>>

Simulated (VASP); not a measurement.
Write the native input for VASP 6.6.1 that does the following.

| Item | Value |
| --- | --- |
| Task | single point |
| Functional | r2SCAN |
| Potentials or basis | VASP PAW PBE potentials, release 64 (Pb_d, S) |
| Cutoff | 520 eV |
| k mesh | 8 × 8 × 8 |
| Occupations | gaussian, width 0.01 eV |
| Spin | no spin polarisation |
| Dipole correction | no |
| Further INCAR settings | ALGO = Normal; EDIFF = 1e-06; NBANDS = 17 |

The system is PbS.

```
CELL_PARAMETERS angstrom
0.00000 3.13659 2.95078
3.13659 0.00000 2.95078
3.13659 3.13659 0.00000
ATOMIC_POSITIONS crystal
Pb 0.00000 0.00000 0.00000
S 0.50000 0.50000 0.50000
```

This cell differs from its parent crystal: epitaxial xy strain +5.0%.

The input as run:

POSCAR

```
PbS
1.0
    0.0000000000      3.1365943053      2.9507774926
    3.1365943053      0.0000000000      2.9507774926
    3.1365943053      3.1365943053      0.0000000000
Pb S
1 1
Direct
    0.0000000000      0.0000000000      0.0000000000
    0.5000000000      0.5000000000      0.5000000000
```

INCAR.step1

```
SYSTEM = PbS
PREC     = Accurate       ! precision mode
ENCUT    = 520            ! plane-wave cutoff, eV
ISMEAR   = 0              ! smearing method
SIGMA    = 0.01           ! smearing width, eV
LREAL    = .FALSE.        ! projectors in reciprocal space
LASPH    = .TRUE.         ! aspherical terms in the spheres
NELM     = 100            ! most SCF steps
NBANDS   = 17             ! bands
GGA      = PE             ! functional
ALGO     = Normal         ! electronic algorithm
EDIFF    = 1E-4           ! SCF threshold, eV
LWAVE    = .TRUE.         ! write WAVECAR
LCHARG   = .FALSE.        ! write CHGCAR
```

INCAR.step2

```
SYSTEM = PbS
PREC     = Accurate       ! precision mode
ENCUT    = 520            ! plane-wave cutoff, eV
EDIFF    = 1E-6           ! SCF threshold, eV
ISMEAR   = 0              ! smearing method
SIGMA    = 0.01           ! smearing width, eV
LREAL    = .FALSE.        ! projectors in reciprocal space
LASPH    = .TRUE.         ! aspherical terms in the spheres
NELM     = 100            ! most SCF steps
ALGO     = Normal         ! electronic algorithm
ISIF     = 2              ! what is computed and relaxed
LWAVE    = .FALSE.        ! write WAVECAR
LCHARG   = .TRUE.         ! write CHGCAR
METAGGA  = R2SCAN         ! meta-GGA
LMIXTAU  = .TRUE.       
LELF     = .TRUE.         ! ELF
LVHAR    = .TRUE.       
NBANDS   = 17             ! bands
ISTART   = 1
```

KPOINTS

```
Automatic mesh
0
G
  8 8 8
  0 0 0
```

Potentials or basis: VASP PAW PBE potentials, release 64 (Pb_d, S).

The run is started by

<<

_WORK ITEM:_ Beginning at the top of the records above, transcribe each line exactly up to and including the line that holds "mesh | 8 × 8 × 8 |".

_YOUR SOLUTION:_
Simulated (VASP); not a measurement.
Write the native input for VASP 6.6.1 that does the following.

| Item | Value |
| --- | --- |
| Task | single point |
| Functional | r2SCAN |
| Potentials or basis | VASP PAW PBE potentials, release 64 (Pb_d, S) |
| Cutoff | 520 eV |
| k mesh | 8 × 8 × 8 |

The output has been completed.